─── Dataset records

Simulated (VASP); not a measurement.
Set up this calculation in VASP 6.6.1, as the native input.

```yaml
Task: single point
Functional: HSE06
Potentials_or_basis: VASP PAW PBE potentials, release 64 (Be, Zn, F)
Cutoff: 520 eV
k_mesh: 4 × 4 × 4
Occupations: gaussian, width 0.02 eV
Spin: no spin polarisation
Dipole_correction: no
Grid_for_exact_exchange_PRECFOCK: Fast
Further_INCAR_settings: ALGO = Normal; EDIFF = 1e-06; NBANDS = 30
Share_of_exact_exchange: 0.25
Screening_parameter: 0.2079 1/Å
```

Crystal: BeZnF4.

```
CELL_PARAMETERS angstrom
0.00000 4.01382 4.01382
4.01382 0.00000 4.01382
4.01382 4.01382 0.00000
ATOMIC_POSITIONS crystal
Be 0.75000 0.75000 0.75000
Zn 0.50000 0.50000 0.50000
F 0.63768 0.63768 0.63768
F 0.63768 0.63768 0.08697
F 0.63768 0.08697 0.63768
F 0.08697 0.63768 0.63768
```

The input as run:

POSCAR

──────

### Assignment
Please transcribe the whole listing exactly as it stands.

### Task solution
Simulated (VASP); not a measurement.
Set up this calculation in VASP 6.6.1, as the native input.

```yaml
Task: single point
Functional: HSE06
Potentials_or_basis: VASP PAW PBE potentials, release 64 (Be, Zn, F)
Cutoff: 520 eV
k_mesh: 4 × 4 × 4
Occupations: gaussian, width 0.02 eV
Spin: no spin polarisation
Dipole_correction: no
Grid_for_exact_exchange_PRECFOCK: Fast
Further_INCAR_settings: ALGO = Normal; EDIFF = 1e-06; NBANDS = 30
Share_of_exact_exchange: 0.25
Screening_parameter: 0.2079 1/Å
```

Crystal: BeZnF4.

```
CELL_PARAMETERS angstrom
0.00000 4.01382 4.01382
4.01382 0.00000 4.01382
4.01382 4.01382 0.00000
ATOMIC_POSITIONS crystal
Be 0.75000 0.75000 0.75000
Zn 0.50000 0.50000 0.50000
F 0.63768 0.63768 0.63768
F 0.63768 0.63768 0.08697
F 0.63768 0.08697 0.63768
F 0.08697 0.63768 0.63768
```

The input as run:

POSCAR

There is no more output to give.